— Brief —
Using the material below, return exactly the lines between the one holding "Alike in all" and the one holding "Question: Fill in the values left out.", inclusive, and no others.

##### Data extracts #####

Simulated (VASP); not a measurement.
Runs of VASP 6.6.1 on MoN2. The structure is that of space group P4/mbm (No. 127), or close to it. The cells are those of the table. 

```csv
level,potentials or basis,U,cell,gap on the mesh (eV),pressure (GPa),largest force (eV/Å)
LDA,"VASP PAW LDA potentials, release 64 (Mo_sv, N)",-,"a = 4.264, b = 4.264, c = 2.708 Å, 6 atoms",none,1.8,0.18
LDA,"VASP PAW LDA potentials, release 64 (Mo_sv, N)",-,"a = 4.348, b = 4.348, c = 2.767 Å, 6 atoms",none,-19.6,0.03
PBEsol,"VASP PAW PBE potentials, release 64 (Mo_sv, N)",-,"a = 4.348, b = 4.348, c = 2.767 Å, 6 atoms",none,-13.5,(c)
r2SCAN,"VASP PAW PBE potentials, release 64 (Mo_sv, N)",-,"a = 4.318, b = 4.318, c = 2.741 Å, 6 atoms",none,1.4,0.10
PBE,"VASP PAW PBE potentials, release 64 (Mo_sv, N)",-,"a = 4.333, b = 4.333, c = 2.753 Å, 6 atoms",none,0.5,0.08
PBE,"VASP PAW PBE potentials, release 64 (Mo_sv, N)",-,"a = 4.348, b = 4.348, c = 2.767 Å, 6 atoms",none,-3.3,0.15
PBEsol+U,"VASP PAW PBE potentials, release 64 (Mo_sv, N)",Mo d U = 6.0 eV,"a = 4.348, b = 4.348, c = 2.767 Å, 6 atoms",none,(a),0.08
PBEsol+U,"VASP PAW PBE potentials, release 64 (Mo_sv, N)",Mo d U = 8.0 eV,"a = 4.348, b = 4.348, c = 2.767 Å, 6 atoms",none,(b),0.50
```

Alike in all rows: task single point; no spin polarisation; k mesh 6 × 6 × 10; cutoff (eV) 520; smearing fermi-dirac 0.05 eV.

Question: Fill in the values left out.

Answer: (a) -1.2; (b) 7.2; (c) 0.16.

#####

— Answer section —
Alike in all rows: task single point; no spin polarisation; k mesh 6 × 6 × 10; cutoff (eV) 520; smearing fermi-dirac 0.05 eV.

Question: Fill in the values left out.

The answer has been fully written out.